Data listing –
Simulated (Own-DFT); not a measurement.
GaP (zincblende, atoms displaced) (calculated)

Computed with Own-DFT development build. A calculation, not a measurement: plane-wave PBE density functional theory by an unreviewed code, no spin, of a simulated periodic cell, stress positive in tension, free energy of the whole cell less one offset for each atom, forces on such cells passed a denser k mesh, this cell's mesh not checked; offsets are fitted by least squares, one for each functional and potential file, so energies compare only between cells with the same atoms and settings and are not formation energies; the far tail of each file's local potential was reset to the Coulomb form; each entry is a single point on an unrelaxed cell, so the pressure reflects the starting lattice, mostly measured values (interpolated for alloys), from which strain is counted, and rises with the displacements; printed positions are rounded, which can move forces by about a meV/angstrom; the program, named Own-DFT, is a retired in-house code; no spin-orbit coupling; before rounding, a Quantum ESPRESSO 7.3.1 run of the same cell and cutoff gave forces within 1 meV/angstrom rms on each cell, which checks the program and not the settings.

Work request – Output all the lines above. Keep each one exact.

Worked solution –
Simulated (Own-DFT); not a measurement.
GaP (zincblende, atoms displaced) (calculated)

Computed with Own-DFT development build. A calculation, not a measurement: plane-wave PBE density functional theory by an unreviewed code, no spin, of a simulated periodic cell, stress positive in tension, free energy of the whole cell less one offset for each atom, forces on such cells passed a denser k mesh, this cell's mesh not checked; offsets are fitted by least squares, one for each functional and potential file, so energies compare only between cells with the same atoms and settings and are not formation energies; the far tail of each file's local potential was reset to the Coulomb form; each entry is a single point on an unrelaxed cell, so the pressure reflects the starting lattice, mostly measured values (interpolated for alloys), from which strain is counted, and rises with the displacements; printed positions are rounded, which can move forces by about a meV/angstrom; the program, named Own-DFT, is a retired in-house code; no spin-orbit coupling; before rounding, a Quantum ESPRESSO 7.3.1 run of the same cell and cutoff gave forces within 1 meV/angstrom rms on each cell, which checks the program and not the settings.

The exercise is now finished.